→ EXERCISE:
Every line of the material that follows must be printed again exactly.

=== EXTRACTED ENTRIES ===
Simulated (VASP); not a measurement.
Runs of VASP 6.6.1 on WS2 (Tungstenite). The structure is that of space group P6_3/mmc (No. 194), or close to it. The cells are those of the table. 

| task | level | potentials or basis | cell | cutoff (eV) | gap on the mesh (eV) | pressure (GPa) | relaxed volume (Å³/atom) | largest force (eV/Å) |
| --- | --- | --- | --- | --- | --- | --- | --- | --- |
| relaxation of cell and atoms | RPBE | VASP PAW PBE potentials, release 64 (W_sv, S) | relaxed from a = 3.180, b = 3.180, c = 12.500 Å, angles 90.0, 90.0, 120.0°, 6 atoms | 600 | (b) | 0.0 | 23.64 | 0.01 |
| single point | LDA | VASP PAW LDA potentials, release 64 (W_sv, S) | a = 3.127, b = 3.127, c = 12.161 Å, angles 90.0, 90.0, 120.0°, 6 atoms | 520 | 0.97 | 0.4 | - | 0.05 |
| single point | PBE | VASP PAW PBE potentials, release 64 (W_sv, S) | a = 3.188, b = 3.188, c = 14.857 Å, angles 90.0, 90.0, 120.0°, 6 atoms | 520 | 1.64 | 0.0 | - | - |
===

→ YOUR SOLUTION:
Simulated (VASP); not a measurement.
Runs of VASP 6.6.1 on WS2 (Tungstenite). The structure is that of space group P6_3/mmc (No. 194), or close to it. The cells are those of the table. 

| task | level | potentials or basis | cell | cutoff (eV) | gap on the mesh (eV) | pressure (GPa) | relaxed volume (Å³/atom) | largest force (eV/Å) |
| --- | --- | --- | --- | --- | --- | --- | --- | --- |
| relaxation of cell and atoms | RPBE | VASP PAW PBE potentials, release 64 (W_sv, S) | relaxed from a = 3.180, b = 3.180, c = 12.500 Å, angles 90.0, 90.0, 120.0°, 6 atoms | 600 | (b) | 0.0 | 23.64 | 0.01 |
| single point | LDA | VASP PAW LDA potentials, release 64 (W_sv, S) | a = 3.127, b = 3.127, c = 12.161 Å, angles 90.0, 90.0, 120.0°, 6 atoms | 520 | 0.97 | 0.4 | - | 0.05 |
| single point | PBE | VASP PAW PBE potentials, release 64 (W_sv, S) | a = 3.188, b = 3.188, c = 14.857 Å, angles 90.0, 90.0, 120.0°, 6 atoms | 520 | 1.64 | 0.0 | - | - |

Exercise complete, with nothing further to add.